■ Data:

== Segment start ==

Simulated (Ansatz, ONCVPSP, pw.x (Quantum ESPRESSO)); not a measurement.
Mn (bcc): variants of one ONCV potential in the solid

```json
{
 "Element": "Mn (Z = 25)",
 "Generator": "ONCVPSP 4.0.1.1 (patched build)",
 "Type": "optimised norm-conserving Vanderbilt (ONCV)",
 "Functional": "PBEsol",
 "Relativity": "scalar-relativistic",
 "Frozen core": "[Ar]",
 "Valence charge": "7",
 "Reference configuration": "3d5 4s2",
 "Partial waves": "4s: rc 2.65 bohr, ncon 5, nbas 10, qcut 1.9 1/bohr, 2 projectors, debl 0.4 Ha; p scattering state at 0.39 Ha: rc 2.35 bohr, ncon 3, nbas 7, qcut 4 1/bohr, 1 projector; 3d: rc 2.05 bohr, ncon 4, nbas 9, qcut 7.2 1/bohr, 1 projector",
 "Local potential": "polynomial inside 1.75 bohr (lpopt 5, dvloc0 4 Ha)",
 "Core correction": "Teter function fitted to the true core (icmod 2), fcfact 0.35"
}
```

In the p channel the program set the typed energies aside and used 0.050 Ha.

== Segment end ==

■ Activity:
Transcribe the data above in full, exactly as it appears.

■ Expected answer:
Simulated (Ansatz, ONCVPSP, pw.x (Quantum ESPRESSO)); not a measurement.
Mn (bcc): variants of one ONCV potential in the solid

```json
{
 "Element": "Mn (Z = 25)",
 "Generator": "ONCVPSP 4.0.1.1 (patched build)",
 "Type": "optimised norm-conserving Vanderbilt (ONCV)",
 "Functional": "PBEsol",
 "Relativity": "scalar-relativistic",
 "Frozen core": "[Ar]",
 "Valence charge": "7",
 "Reference configuration": "3d5 4s2",
 "Partial waves": "4s: rc 2.65 bohr, ncon 5, nbas 10, qcut 1.9 1/bohr, 2 projectors, debl 0.4 Ha; p scattering state at 0.39 Ha: rc 2.35 bohr, ncon 3, nbas 7, qcut 4 1/bohr, 1 projector; 3d: rc 2.05 bohr, ncon 4, nbas 9, qcut 7.2 1/bohr, 1 projector",
 "Local potential": "polynomial inside 1.75 bohr (lpopt 5, dvloc0 4 Ha)",
 "Core correction": "Teter function fitted to the true core (icmod 2), fcfact 0.35"
}
```

In the p channel the program set the typed energies aside and used 0.050 Ha.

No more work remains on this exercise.